__Assignment__
Output the data word for word. Begin at its first line and end at the line with "single point |".

__Source material__
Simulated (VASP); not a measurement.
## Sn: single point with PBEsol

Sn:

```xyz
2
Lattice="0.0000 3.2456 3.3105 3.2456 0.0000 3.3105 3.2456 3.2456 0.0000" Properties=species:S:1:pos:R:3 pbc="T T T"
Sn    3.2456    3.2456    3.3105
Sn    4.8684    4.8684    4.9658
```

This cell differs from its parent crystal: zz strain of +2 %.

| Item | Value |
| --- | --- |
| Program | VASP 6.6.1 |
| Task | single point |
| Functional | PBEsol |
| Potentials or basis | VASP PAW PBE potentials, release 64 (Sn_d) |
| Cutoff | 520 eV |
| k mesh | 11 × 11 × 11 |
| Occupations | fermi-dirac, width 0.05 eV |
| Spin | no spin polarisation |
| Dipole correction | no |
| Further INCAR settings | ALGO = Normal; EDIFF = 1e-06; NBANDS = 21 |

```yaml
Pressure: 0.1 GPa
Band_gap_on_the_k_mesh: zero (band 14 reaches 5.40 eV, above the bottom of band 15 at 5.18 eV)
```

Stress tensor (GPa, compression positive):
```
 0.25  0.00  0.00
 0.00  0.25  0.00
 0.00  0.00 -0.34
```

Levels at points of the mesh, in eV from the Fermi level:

__Answer box__
Simulated (VASP); not a measurement.
## Sn: single point with PBEsol

Sn:

```xyz
2
Lattice="0.0000 3.2456 3.3105 3.2456 0.0000 3.3105 3.2456 3.2456 0.0000" Properties=species:S:1:pos:R:3 pbc="T T T"
Sn    3.2456    3.2456    3.3105
Sn    4.8684    4.8684    4.9658
```

This cell differs from its parent crystal: zz strain of +2 %.

| Item | Value |
| --- | --- |
| Program | VASP 6.6.1 |
| Task | single point |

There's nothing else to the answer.